Top of DATA EXTRACT

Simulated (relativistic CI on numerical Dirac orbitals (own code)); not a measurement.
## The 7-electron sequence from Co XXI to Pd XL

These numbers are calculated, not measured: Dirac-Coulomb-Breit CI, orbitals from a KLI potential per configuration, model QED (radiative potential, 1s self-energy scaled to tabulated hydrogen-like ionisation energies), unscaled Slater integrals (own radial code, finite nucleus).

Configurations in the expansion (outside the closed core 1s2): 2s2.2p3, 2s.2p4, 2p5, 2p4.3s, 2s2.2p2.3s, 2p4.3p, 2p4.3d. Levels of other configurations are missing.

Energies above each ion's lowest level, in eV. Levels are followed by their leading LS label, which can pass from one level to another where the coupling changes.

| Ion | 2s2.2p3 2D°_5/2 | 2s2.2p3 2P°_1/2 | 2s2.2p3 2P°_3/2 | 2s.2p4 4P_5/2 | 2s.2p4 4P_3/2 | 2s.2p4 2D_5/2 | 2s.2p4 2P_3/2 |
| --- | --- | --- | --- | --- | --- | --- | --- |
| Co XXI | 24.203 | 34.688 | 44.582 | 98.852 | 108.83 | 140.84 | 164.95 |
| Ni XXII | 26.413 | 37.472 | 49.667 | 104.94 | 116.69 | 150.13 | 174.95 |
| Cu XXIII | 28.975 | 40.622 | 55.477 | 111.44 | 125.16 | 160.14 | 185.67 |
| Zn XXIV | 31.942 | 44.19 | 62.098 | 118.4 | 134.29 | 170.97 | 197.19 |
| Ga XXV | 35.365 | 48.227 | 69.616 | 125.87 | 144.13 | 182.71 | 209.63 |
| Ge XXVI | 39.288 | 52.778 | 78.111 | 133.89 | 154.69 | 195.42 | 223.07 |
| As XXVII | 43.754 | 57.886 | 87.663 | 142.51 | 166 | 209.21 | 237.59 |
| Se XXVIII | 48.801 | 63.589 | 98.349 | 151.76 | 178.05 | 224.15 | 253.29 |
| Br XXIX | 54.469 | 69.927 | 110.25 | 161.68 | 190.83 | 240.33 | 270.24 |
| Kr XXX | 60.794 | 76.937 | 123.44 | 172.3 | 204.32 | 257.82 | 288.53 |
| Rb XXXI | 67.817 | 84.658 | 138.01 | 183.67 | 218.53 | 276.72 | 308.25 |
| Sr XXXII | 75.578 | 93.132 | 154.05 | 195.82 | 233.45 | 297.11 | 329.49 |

Bottom of DATA EXTRACT

ACTION ITEM:
Once the line containing "195.42 | 223.07 |" has been set down, nothing more is wanted; set down each line of the listing above up to it exactly, starting with the first.

RESPONSE BOX:
Simulated (relativistic CI on numerical Dirac orbitals (own code)); not a measurement.
## The 7-electron sequence from Co XXI to Pd XL

These numbers are calculated, not measured: Dirac-Coulomb-Breit CI, orbitals from a KLI potential per configuration, model QED (radiative potential, 1s self-energy scaled to tabulated hydrogen-like ionisation energies), unscaled Slater integrals (own radial code, finite nucleus).

Configurations in the expansion (outside the closed core 1s2): 2s2.2p3, 2s.2p4, 2p5, 2p4.3s, 2s2.2p2.3s, 2p4.3p, 2p4.3d. Levels of other configurations are missing.

Energies above each ion's lowest level, in eV. Levels are followed by their leading LS label, which can pass from one level to another where the coupling changes.

| Ion | 2s2.2p3 2D°_5/2 | 2s2.2p3 2P°_1/2 | 2s2.2p3 2P°_3/2 | 2s.2p4 4P_5/2 | 2s.2p4 4P_3/2 | 2s.2p4 2D_5/2 | 2s.2p4 2P_3/2 |
| --- | --- | --- | --- | --- | --- | --- | --- |
| Co XXI | 24.203 | 34.688 | 44.582 | 98.852 | 108.83 | 140.84 | 164.95 |
| Ni XXII | 26.413 | 37.472 | 49.667 | 104.94 | 116.69 | 150.13 | 174.95 |
| Cu XXIII | 28.975 | 40.622 | 55.477 | 111.44 | 125.16 | 160.14 | 185.67 |
| Zn XXIV | 31.942 | 44.19 | 62.098 | 118.4 | 134.29 | 170.97 | 197.19 |
| Ga XXV | 35.365 | 48.227 | 69.616 | 125.87 | 144.13 | 182.71 | 209.63 |
| Ge XXVI | 39.288 | 52.778 | 78.111 | 133.89 | 154.69 | 195.42 | 223.07 |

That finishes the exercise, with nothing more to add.